** Supplied records follows **
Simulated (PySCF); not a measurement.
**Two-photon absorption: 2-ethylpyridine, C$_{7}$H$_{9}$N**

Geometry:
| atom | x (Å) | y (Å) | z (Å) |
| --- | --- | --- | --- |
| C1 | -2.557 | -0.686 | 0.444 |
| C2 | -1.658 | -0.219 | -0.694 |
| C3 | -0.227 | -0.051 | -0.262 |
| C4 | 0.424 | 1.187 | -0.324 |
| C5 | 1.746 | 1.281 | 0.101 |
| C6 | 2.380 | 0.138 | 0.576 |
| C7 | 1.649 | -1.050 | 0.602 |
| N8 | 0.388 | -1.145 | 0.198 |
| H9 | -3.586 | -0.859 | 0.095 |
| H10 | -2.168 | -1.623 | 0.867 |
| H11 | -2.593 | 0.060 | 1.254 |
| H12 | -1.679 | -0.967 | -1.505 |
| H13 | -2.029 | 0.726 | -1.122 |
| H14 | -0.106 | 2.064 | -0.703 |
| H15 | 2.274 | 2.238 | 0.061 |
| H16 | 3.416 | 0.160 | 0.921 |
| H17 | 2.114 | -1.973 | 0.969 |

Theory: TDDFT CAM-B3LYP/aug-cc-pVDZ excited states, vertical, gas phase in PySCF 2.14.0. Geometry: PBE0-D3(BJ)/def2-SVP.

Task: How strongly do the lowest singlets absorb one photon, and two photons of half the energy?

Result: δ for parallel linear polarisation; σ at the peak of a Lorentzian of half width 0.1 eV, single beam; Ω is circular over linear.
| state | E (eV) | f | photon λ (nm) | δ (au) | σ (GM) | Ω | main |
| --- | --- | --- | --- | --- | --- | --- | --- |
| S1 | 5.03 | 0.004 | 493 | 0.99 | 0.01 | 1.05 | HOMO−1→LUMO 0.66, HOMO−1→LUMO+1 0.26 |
** End of Supplied records **

**Work request:** Transcribe only the lines from the beginning of the entries to the line with "1.187 | -0.324 |", inclusive, exactly as written.

**Task response:**
Simulated (PySCF); not a measurement.
**Two-photon absorption: 2-ethylpyridine, C$_{7}$H$_{9}$N**

Geometry:
| atom | x (Å) | y (Å) | z (Å) |
| --- | --- | --- | --- |
| C1 | -2.557 | -0.686 | 0.444 |
| C2 | -1.658 | -0.219 | -0.694 |
| C3 | -0.227 | -0.051 | -0.262 |
| C4 | 0.424 | 1.187 | -0.324 |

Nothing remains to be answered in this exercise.